BEGIN Records supplied
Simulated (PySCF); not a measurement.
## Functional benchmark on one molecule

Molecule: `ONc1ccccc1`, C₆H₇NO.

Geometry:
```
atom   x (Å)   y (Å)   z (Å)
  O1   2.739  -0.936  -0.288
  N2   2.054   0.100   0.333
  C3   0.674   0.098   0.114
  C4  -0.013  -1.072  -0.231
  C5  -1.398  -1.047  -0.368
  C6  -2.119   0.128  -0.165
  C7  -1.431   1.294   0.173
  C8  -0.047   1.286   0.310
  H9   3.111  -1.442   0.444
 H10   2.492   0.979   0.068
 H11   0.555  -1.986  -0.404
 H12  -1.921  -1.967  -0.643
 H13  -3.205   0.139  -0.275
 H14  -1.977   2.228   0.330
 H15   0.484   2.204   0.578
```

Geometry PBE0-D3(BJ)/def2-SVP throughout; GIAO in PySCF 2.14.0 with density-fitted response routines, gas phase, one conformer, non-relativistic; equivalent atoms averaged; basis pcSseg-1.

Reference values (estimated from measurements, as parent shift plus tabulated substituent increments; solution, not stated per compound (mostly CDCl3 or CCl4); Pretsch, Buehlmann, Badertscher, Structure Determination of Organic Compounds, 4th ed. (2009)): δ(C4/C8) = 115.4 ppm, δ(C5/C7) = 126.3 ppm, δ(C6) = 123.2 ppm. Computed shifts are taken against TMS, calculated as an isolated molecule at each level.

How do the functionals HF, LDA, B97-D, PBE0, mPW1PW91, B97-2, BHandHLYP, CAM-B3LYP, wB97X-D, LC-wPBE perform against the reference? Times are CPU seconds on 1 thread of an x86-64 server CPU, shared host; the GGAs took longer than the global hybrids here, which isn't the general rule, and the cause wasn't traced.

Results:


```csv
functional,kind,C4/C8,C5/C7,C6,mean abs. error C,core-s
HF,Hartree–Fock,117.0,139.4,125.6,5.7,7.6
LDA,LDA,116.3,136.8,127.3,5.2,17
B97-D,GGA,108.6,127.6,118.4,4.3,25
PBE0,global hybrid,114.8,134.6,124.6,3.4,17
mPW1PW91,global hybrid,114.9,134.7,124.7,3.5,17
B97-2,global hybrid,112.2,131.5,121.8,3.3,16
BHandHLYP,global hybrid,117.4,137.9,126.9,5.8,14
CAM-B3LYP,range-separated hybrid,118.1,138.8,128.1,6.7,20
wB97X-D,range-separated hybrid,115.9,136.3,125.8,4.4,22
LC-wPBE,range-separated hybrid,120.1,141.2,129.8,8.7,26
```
END Records supplied

> [Exercise]: The exact lines of the material above starting at the one that contains "## Functional benchmark on one molecule" and ending at the one that contains "Geometry PBE0-D3(BJ)/def2-SVP throughout;" are what to retype; leave out everything else.

> [Exercise output]:
## Functional benchmark on one molecule

Molecule: `ONc1ccccc1`, C₆H₇NO.

Geometry:
```
atom   x (Å)   y (Å)   z (Å)
  O1   2.739  -0.936  -0.288
  N2   2.054   0.100   0.333
  C3   0.674   0.098   0.114
  C4  -0.013  -1.072  -0.231
  C5  -1.398  -1.047  -0.368
  C6  -2.119   0.128  -0.165
  C7  -1.431   1.294   0.173
  C8  -0.047   1.286   0.310
  H9   3.111  -1.442   0.444
 H10   2.492   0.979   0.068
 H11   0.555  -1.986  -0.404
 H12  -1.921  -1.967  -0.643
 H13  -3.205   0.139  -0.275
 H14  -1.977   2.228   0.330
 H15   0.484   2.204   0.578
```

Geometry PBE0-D3(BJ)/def2-SVP throughout; GIAO in PySCF 2.14.0 with density-fitted response routines, gas phase, one conformer, non-relativistic; equivalent atoms averaged; basis pcSseg-1.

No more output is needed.